....................
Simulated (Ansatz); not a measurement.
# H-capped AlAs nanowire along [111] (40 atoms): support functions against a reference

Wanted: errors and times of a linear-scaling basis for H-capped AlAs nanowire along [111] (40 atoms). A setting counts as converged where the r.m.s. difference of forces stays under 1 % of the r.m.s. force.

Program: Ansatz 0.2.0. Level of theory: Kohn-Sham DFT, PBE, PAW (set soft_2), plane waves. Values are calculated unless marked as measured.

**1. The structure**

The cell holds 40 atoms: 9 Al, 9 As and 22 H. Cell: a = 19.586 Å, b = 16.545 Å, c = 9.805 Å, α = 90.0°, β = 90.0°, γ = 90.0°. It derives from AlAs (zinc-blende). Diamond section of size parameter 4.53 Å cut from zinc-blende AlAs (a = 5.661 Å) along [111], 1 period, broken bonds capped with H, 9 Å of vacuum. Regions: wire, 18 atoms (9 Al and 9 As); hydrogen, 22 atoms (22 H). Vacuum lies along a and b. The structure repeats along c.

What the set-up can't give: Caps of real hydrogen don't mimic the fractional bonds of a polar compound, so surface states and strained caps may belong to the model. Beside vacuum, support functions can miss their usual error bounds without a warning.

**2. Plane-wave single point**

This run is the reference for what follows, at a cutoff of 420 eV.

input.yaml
....................

* WORK ORDER *
From the top of the material above, please transcribe each line exactly. Include the line with "This run is" and end there.

* WRITTEN RESPONSE *
Simulated (Ansatz); not a measurement.
# H-capped AlAs nanowire along [111] (40 atoms): support functions against a reference

Wanted: errors and times of a linear-scaling basis for H-capped AlAs nanowire along [111] (40 atoms). A setting counts as converged where the r.m.s. difference of forces stays under 1 % of the r.m.s. force.

Program: Ansatz 0.2.0. Level of theory: Kohn-Sham DFT, PBE, PAW (set soft_2), plane waves. Values are calculated unless marked as measured.

**1. The structure**

The cell holds 40 atoms: 9 Al, 9 As and 22 H. Cell: a = 19.586 Å, b = 16.545 Å, c = 9.805 Å, α = 90.0°, β = 90.0°, γ = 90.0°. It derives from AlAs (zinc-blende). Diamond section of size parameter 4.53 Å cut from zinc-blende AlAs (a = 5.661 Å) along [111], 1 period, broken bonds capped with H, 9 Å of vacuum. Regions: wire, 18 atoms (9 Al and 9 As); hydrogen, 22 atoms (22 H). Vacuum lies along a and b. The structure repeats along c.

What the set-up can't give: Caps of real hydrogen don't mimic the fractional bonds of a polar compound, so surface states and strained caps may belong to the model. Beside vacuum, support functions can miss their usual error bounds without a warning.

**2. Plane-wave single point**

This run is the reference for what follows, at a cutoff of 420 eV.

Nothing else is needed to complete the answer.